» WORK INSTRUCTION: In the listing that follows, the lines starting at the one containing "Method: GFN2-xTB search" and ending at the one containing "This one command" are to be returned exactly, both boundary lines included, and no others.

» EXTRACTED ENTRIES:
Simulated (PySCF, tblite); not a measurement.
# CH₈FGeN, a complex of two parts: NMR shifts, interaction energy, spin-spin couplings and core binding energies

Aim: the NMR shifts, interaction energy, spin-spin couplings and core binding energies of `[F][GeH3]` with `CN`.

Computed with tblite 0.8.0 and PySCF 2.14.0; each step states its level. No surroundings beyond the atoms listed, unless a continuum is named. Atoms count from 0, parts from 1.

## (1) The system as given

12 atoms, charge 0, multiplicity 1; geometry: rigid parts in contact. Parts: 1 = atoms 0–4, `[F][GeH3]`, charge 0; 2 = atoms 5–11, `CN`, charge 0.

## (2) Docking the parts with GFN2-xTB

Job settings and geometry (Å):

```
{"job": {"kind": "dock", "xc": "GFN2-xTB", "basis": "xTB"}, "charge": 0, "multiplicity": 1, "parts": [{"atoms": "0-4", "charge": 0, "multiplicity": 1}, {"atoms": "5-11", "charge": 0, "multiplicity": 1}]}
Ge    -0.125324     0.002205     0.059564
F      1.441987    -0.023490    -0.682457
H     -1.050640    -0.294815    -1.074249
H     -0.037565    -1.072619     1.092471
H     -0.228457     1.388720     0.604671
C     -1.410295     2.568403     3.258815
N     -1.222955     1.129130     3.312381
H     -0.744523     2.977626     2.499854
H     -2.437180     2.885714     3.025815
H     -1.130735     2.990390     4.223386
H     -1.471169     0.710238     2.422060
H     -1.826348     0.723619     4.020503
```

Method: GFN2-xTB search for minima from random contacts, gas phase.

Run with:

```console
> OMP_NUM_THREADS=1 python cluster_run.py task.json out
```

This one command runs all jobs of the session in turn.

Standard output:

» ANSWER AREA:
Method: GFN2-xTB search for minima from random contacts, gas phase.

Run with:

```console
> OMP_NUM_THREADS=1 python cluster_run.py task.json out
```

This one command runs all jobs of the session in turn.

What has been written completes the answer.